###

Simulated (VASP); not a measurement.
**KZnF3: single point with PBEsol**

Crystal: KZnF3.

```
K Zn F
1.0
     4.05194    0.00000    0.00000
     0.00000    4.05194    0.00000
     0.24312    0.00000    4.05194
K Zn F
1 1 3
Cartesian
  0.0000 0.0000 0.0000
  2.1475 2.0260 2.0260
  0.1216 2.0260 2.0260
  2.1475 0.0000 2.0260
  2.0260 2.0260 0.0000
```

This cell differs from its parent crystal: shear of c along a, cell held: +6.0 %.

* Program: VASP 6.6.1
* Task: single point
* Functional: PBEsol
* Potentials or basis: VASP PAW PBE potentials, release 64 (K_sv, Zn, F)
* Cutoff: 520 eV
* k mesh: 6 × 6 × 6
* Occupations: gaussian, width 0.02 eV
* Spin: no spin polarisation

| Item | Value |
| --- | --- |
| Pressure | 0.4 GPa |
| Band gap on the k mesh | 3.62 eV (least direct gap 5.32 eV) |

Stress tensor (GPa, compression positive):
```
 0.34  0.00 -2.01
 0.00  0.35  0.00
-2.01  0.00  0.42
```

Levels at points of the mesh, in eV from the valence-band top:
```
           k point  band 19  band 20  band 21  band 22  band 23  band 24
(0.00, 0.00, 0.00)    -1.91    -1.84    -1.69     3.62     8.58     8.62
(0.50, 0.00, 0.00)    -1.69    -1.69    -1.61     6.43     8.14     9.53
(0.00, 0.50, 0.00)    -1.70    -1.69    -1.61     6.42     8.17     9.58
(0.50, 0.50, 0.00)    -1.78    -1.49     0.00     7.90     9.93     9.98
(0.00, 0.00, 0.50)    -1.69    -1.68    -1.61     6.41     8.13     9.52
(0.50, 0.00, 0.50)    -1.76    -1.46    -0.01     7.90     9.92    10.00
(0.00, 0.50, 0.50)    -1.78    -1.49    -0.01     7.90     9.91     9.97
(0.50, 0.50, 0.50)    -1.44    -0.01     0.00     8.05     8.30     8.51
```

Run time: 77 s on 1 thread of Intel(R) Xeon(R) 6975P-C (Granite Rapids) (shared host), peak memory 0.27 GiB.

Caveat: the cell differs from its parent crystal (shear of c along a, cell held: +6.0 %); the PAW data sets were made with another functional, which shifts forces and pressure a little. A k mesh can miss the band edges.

###

* Activity *
In the data above, find the line that contains "width 0.02 eV", then reproduce exactly every line from the first line through that line.

* Written reply *
Simulated (VASP); not a measurement.
**KZnF3: single point with PBEsol**

Crystal: KZnF3.

```
K Zn F
1.0
     4.05194    0.00000    0.00000
     0.00000    4.05194    0.00000
     0.24312    0.00000    4.05194
K Zn F
1 1 3
Cartesian
  0.0000 0.0000 0.0000
  2.1475 2.0260 2.0260
  0.1216 2.0260 2.0260
  2.1475 0.0000 2.0260
  2.0260 2.0260 0.0000
```

This cell differs from its parent crystal: shear of c along a, cell held: +6.0 %.

* Program: VASP 6.6.1
* Task: single point
* Functional: PBEsol
* Potentials or basis: VASP PAW PBE potentials, release 64 (K_sv, Zn, F)
* Cutoff: 520 eV
* k mesh: 6 × 6 × 6
* Occupations: gaussian, width 0.02 eV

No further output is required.